**BRIEF:**
The records below should be printed once more, exactly as they appear.

╔══

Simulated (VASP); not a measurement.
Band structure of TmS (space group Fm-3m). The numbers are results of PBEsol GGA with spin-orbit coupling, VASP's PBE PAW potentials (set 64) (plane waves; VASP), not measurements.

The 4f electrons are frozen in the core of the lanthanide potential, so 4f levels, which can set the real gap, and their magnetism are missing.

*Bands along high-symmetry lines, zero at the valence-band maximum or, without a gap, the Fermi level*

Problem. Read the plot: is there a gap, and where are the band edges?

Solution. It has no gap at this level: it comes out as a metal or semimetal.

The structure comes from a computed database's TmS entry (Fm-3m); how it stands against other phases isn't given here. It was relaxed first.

╚══

**WRITTEN ANSWER:**
Simulated (VASP); not a measurement.
Band structure of TmS (space group Fm-3m). The numbers are results of PBEsol GGA with spin-orbit coupling, VASP's PBE PAW potentials (set 64) (plane waves; VASP), not measurements.

The 4f electrons are frozen in the core of the lanthanide potential, so 4f levels, which can set the real gap, and their magnetism are missing.

*Bands along high-symmetry lines, zero at the valence-band maximum or, without a gap, the Fermi level*

Problem. Read the plot: is there a gap, and where are the band edges?

Solution. It has no gap at this level: it comes out as a metal or semimetal.

The structure comes from a computed database's TmS entry (Fm-3m); how it stands against other phases isn't given here. It was relaxed first.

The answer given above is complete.